Information supplied:
....
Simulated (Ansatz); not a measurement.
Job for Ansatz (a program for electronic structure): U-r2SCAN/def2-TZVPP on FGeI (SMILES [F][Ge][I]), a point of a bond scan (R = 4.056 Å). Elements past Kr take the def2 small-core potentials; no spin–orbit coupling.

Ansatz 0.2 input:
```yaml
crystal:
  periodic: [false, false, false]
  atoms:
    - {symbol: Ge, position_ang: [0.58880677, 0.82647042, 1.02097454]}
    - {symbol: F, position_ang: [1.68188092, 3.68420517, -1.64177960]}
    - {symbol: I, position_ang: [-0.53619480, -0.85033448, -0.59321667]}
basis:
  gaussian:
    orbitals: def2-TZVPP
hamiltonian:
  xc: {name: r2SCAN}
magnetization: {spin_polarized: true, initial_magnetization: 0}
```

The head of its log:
....

Required action:
Retype all of the material exactly as it stands above.

Answer box:
Simulated (Ansatz); not a measurement.
Job for Ansatz (a program for electronic structure): U-r2SCAN/def2-TZVPP on FGeI (SMILES [F][Ge][I]), a point of a bond scan (R = 4.056 Å). Elements past Kr take the def2 small-core potentials; no spin–orbit coupling.

Ansatz 0.2 input:
```yaml
crystal:
  periodic: [false, false, false]
  atoms:
    - {symbol: Ge, position_ang: [0.58880677, 0.82647042, 1.02097454]}
    - {symbol: F, position_ang: [1.68188092, 3.68420517, -1.64177960]}
    - {symbol: I, position_ang: [-0.53619480, -0.85033448, -0.59321667]}
basis:
  gaussian:
    orbitals: def2-TZVPP
hamiltonian:
  xc: {name: r2SCAN}
magnetization: {spin_polarized: true, initial_magnetization: 0}
```

The head of its log:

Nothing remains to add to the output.